▶ _RECORDS PROVIDED_:
══════════════════════════════

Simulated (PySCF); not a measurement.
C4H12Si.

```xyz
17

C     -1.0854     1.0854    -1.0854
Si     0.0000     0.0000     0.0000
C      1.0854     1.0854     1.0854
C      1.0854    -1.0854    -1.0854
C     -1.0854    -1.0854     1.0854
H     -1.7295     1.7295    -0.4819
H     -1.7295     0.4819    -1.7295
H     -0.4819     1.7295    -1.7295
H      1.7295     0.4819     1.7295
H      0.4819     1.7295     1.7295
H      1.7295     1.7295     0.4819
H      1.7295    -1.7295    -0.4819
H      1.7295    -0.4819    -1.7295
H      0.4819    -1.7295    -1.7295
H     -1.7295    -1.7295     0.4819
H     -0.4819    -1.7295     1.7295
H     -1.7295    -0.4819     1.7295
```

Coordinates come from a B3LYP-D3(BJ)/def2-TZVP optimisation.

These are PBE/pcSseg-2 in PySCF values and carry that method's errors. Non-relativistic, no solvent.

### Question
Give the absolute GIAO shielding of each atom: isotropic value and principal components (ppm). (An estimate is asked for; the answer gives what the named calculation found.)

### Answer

══════════════════════════════

▶ _WORK INSTRUCTION_:
Transcribe each line above exactly; skip none.

▶ _ANSWER AREA_:
Simulated (PySCF); not a measurement.
C4H12Si.

```xyz
17

C     -1.0854     1.0854    -1.0854
Si     0.0000     0.0000     0.0000
C      1.0854     1.0854     1.0854
C      1.0854    -1.0854    -1.0854
C     -1.0854    -1.0854     1.0854
H     -1.7295     1.7295    -0.4819
H     -1.7295     0.4819    -1.7295
H     -0.4819     1.7295    -1.7295
H      1.7295     0.4819     1.7295
H      0.4819     1.7295     1.7295
H      1.7295     1.7295     0.4819
H      1.7295    -1.7295    -0.4819
H      1.7295    -0.4819    -1.7295
H      0.4819    -1.7295    -1.7295
H     -1.7295    -1.7295     0.4819
H     -0.4819    -1.7295     1.7295
H     -1.7295    -0.4819     1.7295
```

Coordinates come from a B3LYP-D3(BJ)/def2-TZVP optimisation.

These are PBE/pcSseg-2 in PySCF values and carry that method's errors. Non-relativistic, no solvent.

### Question
Give the absolute GIAO shielding of each atom: isotropic value and principal components (ppm). (An estimate is asked for; the answer gives what the named calculation found.)

### Answer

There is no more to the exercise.